:: DATA UNDER STUDY ::
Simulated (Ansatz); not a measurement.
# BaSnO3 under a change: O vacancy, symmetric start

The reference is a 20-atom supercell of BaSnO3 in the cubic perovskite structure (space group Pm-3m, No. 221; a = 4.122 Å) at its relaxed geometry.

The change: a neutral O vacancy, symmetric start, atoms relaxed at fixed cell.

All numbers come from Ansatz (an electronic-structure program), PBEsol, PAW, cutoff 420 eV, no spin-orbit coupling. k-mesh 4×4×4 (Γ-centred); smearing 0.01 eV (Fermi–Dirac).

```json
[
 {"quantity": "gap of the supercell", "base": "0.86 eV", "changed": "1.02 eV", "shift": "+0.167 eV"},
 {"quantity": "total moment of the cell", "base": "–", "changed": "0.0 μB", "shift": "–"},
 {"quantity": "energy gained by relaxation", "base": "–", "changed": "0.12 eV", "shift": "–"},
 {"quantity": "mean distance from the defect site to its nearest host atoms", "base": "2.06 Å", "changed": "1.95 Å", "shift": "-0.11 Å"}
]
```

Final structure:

:: WORK REQUEST ::
Everything from the line containing "The reference is" through the line containing "The change: a" in the material above should be retyped exactly, both ends included, and nothing more.

:: WORKED SOLUTION ::
The reference is a 20-atom supercell of BaSnO3 in the cubic perovskite structure (space group Pm-3m, No. 221; a = 4.122 Å) at its relaxed geometry.

The change: a neutral O vacancy, symmetric start, atoms relaxed at fixed cell.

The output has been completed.